◆ REQUIRED ACTION: Word for word, return the lines from the start of the entries below through the line that has "(Be, Zn, Se)".

◆ MATERIAL SHOWN:
++++++

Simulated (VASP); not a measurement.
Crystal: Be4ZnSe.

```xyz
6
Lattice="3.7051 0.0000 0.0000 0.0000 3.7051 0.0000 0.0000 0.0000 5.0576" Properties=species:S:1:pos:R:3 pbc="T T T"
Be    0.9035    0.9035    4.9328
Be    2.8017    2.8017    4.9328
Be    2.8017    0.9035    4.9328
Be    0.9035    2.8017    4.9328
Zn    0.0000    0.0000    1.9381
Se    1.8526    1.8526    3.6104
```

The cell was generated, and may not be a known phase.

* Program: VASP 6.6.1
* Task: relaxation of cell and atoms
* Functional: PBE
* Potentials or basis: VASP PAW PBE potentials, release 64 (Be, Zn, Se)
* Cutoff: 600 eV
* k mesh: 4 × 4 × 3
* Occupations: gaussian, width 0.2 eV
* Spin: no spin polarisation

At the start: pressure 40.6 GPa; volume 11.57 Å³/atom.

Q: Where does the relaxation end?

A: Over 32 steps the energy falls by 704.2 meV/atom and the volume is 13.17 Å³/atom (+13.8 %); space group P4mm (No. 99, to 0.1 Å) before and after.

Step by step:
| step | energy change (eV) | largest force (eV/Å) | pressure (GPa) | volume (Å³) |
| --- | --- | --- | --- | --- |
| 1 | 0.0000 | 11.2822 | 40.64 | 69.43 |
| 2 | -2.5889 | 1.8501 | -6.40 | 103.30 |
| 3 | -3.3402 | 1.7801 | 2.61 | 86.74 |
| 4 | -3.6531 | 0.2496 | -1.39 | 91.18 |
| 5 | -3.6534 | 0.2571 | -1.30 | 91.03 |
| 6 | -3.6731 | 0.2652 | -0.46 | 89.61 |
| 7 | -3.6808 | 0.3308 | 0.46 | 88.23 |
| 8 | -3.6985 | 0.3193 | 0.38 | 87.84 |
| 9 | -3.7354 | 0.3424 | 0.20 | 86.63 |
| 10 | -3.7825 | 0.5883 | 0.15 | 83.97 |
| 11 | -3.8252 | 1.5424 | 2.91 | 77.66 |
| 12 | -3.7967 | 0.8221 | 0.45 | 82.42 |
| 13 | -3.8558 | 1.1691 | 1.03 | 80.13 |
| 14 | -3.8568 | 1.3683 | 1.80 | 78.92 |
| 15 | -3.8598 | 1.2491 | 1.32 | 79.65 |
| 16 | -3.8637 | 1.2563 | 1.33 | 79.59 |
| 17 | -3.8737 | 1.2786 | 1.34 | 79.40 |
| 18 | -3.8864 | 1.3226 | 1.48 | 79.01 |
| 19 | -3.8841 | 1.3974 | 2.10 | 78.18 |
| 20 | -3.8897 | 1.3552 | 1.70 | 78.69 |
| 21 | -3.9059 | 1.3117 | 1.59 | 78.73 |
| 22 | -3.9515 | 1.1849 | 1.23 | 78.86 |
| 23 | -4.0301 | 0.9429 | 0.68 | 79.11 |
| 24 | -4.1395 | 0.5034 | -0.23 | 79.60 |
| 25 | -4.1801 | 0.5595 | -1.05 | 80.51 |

++++++

◆ EXERCISE RESULT:
Simulated (VASP); not a measurement.
Crystal: Be4ZnSe.

```xyz
6
Lattice="3.7051 0.0000 0.0000 0.0000 3.7051 0.0000 0.0000 0.0000 5.0576" Properties=species:S:1:pos:R:3 pbc="T T T"
Be    0.9035    0.9035    4.9328
Be    2.8017    2.8017    4.9328
Be    2.8017    0.9035    4.9328
Be    0.9035    2.8017    4.9328
Zn    0.0000    0.0000    1.9381
Se    1.8526    1.8526    3.6104
```

The cell was generated, and may not be a known phase.

* Program: VASP 6.6.1
* Task: relaxation of cell and atoms
* Functional: PBE
* Potentials or basis: VASP PAW PBE potentials, release 64 (Be, Zn, Se)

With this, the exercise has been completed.